◆ Brief ◆
Word for word, retype the first line of the records and every following line through the one containing "(1) Is it downhill".

--------------------------------

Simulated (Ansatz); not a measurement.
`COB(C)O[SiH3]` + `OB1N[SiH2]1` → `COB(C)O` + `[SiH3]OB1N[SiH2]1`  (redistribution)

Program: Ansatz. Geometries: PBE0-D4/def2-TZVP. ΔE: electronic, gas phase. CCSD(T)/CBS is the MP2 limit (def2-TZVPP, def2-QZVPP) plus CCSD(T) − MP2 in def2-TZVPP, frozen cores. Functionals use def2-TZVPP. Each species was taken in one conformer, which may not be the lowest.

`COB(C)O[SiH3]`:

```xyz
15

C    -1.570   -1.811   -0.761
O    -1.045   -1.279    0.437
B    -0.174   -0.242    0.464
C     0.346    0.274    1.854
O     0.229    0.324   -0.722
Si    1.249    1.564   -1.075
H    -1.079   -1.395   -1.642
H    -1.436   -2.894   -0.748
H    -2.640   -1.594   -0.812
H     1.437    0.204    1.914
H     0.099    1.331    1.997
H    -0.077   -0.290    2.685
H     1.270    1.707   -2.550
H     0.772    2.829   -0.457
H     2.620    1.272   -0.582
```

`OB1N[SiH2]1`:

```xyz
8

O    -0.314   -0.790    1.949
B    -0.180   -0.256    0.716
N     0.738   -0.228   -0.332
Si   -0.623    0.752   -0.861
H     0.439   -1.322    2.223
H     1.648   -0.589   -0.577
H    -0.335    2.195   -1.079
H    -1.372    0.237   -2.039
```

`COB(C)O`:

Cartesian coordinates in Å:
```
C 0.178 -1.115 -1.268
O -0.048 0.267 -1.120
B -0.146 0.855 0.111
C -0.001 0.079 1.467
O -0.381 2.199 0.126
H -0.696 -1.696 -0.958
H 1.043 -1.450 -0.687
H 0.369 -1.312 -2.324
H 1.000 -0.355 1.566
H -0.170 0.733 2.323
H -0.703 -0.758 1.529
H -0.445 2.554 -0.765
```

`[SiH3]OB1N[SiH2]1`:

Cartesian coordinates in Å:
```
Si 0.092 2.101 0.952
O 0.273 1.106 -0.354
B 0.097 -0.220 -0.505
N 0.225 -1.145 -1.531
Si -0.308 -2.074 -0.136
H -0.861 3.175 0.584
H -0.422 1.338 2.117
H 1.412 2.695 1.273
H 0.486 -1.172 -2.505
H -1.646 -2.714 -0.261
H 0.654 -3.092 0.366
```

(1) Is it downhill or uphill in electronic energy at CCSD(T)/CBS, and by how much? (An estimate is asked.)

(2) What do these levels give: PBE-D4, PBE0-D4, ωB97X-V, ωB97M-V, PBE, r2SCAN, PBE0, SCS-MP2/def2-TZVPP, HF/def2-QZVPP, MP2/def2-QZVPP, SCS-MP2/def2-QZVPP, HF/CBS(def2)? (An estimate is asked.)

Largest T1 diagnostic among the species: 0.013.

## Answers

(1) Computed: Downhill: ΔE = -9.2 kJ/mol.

--------------------------------

◆ Your solution ◆
Simulated (Ansatz); not a measurement.
`COB(C)O[SiH3]` + `OB1N[SiH2]1` → `COB(C)O` + `[SiH3]OB1N[SiH2]1`  (redistribution)

Program: Ansatz. Geometries: PBE0-D4/def2-TZVP. ΔE: electronic, gas phase. CCSD(T)/CBS is the MP2 limit (def2-TZVPP, def2-QZVPP) plus CCSD(T) − MP2 in def2-TZVPP, frozen cores. Functionals use def2-TZVPP. Each species was taken in one conformer, which may not be the lowest.

`COB(C)O[SiH3]`:

```xyz
15

C    -1.570   -1.811   -0.761
O    -1.045   -1.279    0.437
B    -0.174   -0.242    0.464
C     0.346    0.274    1.854
O     0.229    0.324   -0.722
Si    1.249    1.564   -1.075
H    -1.079   -1.395   -1.642
H    -1.436   -2.894   -0.748
H    -2.640   -1.594   -0.812
H     1.437    0.204    1.914
H     0.099    1.331    1.997
H    -0.077   -0.290    2.685
H     1.270    1.707   -2.550
H     0.772    2.829   -0.457
H     2.620    1.272   -0.582
```

`OB1N[SiH2]1`:

```xyz
8

O    -0.314   -0.790    1.949
B    -0.180   -0.256    0.716
N     0.738   -0.228   -0.332
Si   -0.623    0.752   -0.861
H     0.439   -1.322    2.223
H     1.648   -0.589   -0.577
H    -0.335    2.195   -1.079
H    -1.372    0.237   -2.039
```

`COB(C)O`:

Cartesian coordinates in Å:
```
C 0.178 -1.115 -1.268
O -0.048 0.267 -1.120
B -0.146 0.855 0.111
C -0.001 0.079 1.467
O -0.381 2.199 0.126
H -0.696 -1.696 -0.958
H 1.043 -1.450 -0.687
H 0.369 -1.312 -2.324
H 1.000 -0.355 1.566
H -0.170 0.733 2.323
H -0.703 -0.758 1.529
H -0.445 2.554 -0.765
```

`[SiH3]OB1N[SiH2]1`:

Cartesian coordinates in Å:
```
Si 0.092 2.101 0.952
O 0.273 1.106 -0.354
B 0.097 -0.220 -0.505
N 0.225 -1.145 -1.531
Si -0.308 -2.074 -0.136
H -0.861 3.175 0.584
H -0.422 1.338 2.117
H 1.412 2.695 1.273
H 0.486 -1.172 -2.505
H -1.646 -2.714 -0.261
H 0.654 -3.092 0.366
```

(1) Is it downhill or uphill in electronic energy at CCSD(T)/CBS, and by how much? (An estimate is asked.)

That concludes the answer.